Please quote exactly the opening lines of the data, from the first line to the one where "Caveats: the PAW" appears.

PROVIDED INFORMATION:
◇ ◇ ◇ ◇
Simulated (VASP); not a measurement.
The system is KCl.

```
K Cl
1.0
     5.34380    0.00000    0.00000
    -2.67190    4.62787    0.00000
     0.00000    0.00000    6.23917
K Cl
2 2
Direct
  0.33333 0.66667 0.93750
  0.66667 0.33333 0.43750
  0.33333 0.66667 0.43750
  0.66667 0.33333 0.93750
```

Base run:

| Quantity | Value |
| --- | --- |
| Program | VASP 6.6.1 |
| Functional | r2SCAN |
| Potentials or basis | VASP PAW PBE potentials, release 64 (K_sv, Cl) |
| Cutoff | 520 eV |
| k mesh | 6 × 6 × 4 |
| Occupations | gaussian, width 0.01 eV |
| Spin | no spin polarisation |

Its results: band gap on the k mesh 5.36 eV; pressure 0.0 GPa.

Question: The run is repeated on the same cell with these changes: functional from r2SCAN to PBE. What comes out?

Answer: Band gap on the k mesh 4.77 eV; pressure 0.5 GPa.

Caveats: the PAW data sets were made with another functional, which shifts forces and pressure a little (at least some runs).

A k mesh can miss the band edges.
◇ ◇ ◇ ◇

TASK RESPONSE:
Simulated (VASP); not a measurement.
The system is KCl.

```
K Cl
1.0
     5.34380    0.00000    0.00000
    -2.67190    4.62787    0.00000
     0.00000    0.00000    6.23917
K Cl
2 2
Direct
  0.33333 0.66667 0.93750
  0.66667 0.33333 0.43750
  0.33333 0.66667 0.43750
  0.66667 0.33333 0.93750
```

Base run:

| Quantity | Value |
| --- | --- |
| Program | VASP 6.6.1 |
| Functional | r2SCAN |
| Potentials or basis | VASP PAW PBE potentials, release 64 (K_sv, Cl) |
| Cutoff | 520 eV |
| k mesh | 6 × 6 × 4 |
| Occupations | gaussian, width 0.01 eV |
| Spin | no spin polarisation |

Its results: band gap on the k mesh 5.36 eV; pressure 0.0 GPa.

Question: The run is repeated on the same cell with these changes: functional from r2SCAN to PBE. What comes out?

Answer: Band gap on the k mesh 4.77 eV; pressure 0.5 GPa.

Caveats: the PAW data sets were made with another functional, which shifts forces and pressure a little (at least some runs).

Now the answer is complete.